## WORK ORDER
Everything in the listing below should be repeated exactly.

## DATA SECTION
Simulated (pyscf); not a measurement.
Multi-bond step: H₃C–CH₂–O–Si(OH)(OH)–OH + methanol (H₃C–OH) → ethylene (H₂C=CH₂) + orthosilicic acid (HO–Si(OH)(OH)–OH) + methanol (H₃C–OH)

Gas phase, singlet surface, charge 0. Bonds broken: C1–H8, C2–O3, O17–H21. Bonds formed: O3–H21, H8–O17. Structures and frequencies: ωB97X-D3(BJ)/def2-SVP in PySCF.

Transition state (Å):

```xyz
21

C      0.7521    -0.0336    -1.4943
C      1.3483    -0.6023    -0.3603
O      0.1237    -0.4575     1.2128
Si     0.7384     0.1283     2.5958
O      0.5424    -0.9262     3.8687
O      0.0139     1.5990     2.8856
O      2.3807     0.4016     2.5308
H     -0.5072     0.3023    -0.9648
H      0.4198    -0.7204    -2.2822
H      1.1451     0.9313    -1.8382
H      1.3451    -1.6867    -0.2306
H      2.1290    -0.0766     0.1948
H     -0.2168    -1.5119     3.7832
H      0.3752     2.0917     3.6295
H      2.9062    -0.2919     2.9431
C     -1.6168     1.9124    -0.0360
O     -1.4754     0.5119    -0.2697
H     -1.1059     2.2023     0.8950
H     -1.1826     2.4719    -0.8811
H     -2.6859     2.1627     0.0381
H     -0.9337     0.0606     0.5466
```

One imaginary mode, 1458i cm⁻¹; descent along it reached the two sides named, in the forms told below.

## RESPONSE
Simulated (pyscf); not a measurement.
Multi-bond step: H₃C–CH₂–O–Si(OH)(OH)–OH + methanol (H₃C–OH) → ethylene (H₂C=CH₂) + orthosilicic acid (HO–Si(OH)(OH)–OH) + methanol (H₃C–OH)

Gas phase, singlet surface, charge 0. Bonds broken: C1–H8, C2–O3, O17–H21. Bonds formed: O3–H21, H8–O17. Structures and frequencies: ωB97X-D3(BJ)/def2-SVP in PySCF.

Transition state (Å):

```xyz
21

C      0.7521    -0.0336    -1.4943
C      1.3483    -0.6023    -0.3603
O      0.1237    -0.4575     1.2128
Si     0.7384     0.1283     2.5958
O      0.5424    -0.9262     3.8687
O      0.0139     1.5990     2.8856
O      2.3807     0.4016     2.5308
H     -0.5072     0.3023    -0.9648
H      0.4198    -0.7204    -2.2822
H      1.1451     0.9313    -1.8382
H      1.3451    -1.6867    -0.2306
H      2.1290    -0.0766     0.1948
H     -0.2168    -1.5119     3.7832
H      0.3752     2.0917     3.6295
H      2.9062    -0.2919     2.9431
C     -1.6168     1.9124    -0.0360
O     -1.4754     0.5119    -0.2697
H     -1.1059     2.2023     0.8950
H     -1.1826     2.4719    -0.8811
H     -2.6859     2.1627     0.0381
H     -0.9337     0.0606     0.5466
```

One imaginary mode, 1458i cm⁻¹; descent along it reached the two sides named, in the forms told below.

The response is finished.